» **Work request**:
Copy the listing below line for line, from its opening line to the one with "Hardware: 1 thread", both included; stop there.

» **The data**:
===
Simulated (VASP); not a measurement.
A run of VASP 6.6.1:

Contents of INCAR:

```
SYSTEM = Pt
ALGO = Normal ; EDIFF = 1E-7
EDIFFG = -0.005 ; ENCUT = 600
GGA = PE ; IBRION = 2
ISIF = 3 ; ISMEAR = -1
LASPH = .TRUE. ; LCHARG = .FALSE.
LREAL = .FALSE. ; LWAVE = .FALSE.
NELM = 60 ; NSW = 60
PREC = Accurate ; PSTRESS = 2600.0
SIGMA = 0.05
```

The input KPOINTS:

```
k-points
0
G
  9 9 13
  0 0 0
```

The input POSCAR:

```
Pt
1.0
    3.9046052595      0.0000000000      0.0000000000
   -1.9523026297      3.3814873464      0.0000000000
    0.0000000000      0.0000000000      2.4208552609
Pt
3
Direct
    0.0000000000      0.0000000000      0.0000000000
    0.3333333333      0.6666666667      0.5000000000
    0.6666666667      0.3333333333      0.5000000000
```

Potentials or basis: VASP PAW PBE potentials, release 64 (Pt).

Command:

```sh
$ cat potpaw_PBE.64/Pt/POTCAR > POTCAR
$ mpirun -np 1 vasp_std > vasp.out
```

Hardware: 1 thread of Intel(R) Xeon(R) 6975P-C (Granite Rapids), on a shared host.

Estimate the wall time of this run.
===

» **Your response**:
Simulated (VASP); not a measurement.
A run of VASP 6.6.1:

Contents of INCAR:

```
SYSTEM = Pt
ALGO = Normal ; EDIFF = 1E-7
EDIFFG = -0.005 ; ENCUT = 600
GGA = PE ; IBRION = 2
ISIF = 3 ; ISMEAR = -1
LASPH = .TRUE. ; LCHARG = .FALSE.
LREAL = .FALSE. ; LWAVE = .FALSE.
NELM = 60 ; NSW = 60
PREC = Accurate ; PSTRESS = 2600.0
SIGMA = 0.05
```

The input KPOINTS:

```
k-points
0
G
  9 9 13
  0 0 0
```

The input POSCAR:

```
Pt
1.0
    3.9046052595      0.0000000000      0.0000000000
   -1.9523026297      3.3814873464      0.0000000000
    0.0000000000      0.0000000000      2.4208552609
Pt
3
Direct
    0.0000000000      0.0000000000      0.0000000000
    0.3333333333      0.6666666667      0.5000000000
    0.6666666667      0.3333333333      0.5000000000
```

Potentials or basis: VASP PAW PBE potentials, release 64 (Pt).

Command:

```sh
$ cat potpaw_PBE.64/Pt/POTCAR > POTCAR
$ mpirun -np 1 vasp_std > vasp.out
```

Hardware: 1 thread of Intel(R) Xeon(R) 6975P-C (Granite Rapids), on a shared host.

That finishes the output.